▶ Given data:
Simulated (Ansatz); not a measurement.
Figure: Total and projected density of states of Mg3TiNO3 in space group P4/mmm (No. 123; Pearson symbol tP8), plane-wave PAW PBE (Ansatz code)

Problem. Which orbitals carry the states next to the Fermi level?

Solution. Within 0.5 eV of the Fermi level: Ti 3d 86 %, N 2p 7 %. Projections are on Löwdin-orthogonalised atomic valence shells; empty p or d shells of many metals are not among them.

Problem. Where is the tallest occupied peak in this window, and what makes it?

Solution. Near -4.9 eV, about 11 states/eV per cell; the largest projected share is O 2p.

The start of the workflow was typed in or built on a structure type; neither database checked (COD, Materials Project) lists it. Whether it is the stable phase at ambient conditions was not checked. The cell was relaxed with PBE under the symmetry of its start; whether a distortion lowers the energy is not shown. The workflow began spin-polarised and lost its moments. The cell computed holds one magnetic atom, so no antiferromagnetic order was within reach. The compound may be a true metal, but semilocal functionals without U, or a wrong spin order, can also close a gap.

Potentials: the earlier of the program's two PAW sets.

▶ Work instruction: Please return the lines above that run from the line containing "Problem. Where is" to the line containing "Solution. Near -4.9", inclusive, exactly and with no other lines.

▶ Your response:
Problem. Where is the tallest occupied peak in this window, and what makes it?

Solution. Near -4.9 eV, about 11 states/eV per cell; the largest projected share is O 2p.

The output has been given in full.